Exercise :: Set it all down exactly, every record and every line.

Information given ::
##############################

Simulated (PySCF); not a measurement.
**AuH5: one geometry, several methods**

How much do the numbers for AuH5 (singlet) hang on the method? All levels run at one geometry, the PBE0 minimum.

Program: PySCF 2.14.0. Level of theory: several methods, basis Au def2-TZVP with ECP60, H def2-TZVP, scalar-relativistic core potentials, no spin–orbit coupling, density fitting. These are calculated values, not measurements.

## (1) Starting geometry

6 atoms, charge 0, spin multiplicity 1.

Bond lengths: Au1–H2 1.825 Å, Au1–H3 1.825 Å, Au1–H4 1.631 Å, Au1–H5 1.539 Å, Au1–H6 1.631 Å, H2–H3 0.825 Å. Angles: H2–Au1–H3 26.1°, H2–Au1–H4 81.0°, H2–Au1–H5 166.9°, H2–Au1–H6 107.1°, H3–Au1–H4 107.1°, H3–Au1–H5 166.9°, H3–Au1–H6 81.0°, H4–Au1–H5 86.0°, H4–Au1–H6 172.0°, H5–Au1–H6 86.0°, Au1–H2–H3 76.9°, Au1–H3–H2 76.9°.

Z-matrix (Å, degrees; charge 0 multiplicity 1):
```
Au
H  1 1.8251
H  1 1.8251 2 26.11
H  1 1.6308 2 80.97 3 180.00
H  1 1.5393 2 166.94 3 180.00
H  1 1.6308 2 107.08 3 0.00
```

##############################

Reply ::
Simulated (PySCF); not a measurement.
**AuH5: one geometry, several methods**

How much do the numbers for AuH5 (singlet) hang on the method? All levels run at one geometry, the PBE0 minimum.

Program: PySCF 2.14.0. Level of theory: several methods, basis Au def2-TZVP with ECP60, H def2-TZVP, scalar-relativistic core potentials, no spin–orbit coupling, density fitting. These are calculated values, not measurements.

## (1) Starting geometry

6 atoms, charge 0, spin multiplicity 1.

Bond lengths: Au1–H2 1.825 Å, Au1–H3 1.825 Å, Au1–H4 1.631 Å, Au1–H5 1.539 Å, Au1–H6 1.631 Å, H2–H3 0.825 Å. Angles: H2–Au1–H3 26.1°, H2–Au1–H4 81.0°, H2–Au1–H5 166.9°, H2–Au1–H6 107.1°, H3–Au1–H4 107.1°, H3–Au1–H5 166.9°, H3–Au1–H6 81.0°, H4–Au1–H5 86.0°, H4–Au1–H6 172.0°, H5–Au1–H6 86.0°, Au1–H2–H3 76.9°, Au1–H3–H2 76.9°.

Z-matrix (Å, degrees; charge 0 multiplicity 1):
```
Au
H  1 1.8251
H  1 1.8251 2 26.11
H  1 1.6308 2 80.97 3 180.00
H  1 1.5393 2 166.94 3 180.00
H  1 1.6308 2 107.08 3 0.00
```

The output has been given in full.